» **Excerpted records**:
== == ==
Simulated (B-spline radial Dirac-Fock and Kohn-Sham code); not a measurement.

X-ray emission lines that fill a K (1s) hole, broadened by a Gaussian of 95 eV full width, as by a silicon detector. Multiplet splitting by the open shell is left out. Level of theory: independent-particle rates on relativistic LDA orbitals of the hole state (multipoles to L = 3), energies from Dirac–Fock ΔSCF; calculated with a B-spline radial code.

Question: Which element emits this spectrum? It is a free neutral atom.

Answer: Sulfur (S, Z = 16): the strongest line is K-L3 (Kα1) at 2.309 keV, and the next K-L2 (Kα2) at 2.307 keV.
== == ==

Every entry needs to be retyped exactly.

» **Exercise answer**:
Simulated (B-spline radial Dirac-Fock and Kohn-Sham code); not a measurement.

X-ray emission lines that fill a K (1s) hole, broadened by a Gaussian of 95 eV full width, as by a silicon detector. Multiplet splitting by the open shell is left out. Level of theory: independent-particle rates on relativistic LDA orbitals of the hole state (multipoles to L = 3), energies from Dirac–Fock ΔSCF; calculated with a B-spline radial code.

Question: Which element emits this spectrum? It is a free neutral atom.

Answer: Sulfur (S, Z = 16): the strongest line is K-L3 (Kα1) at 2.309 keV, and the next K-L2 (Kα2) at 2.307 keV.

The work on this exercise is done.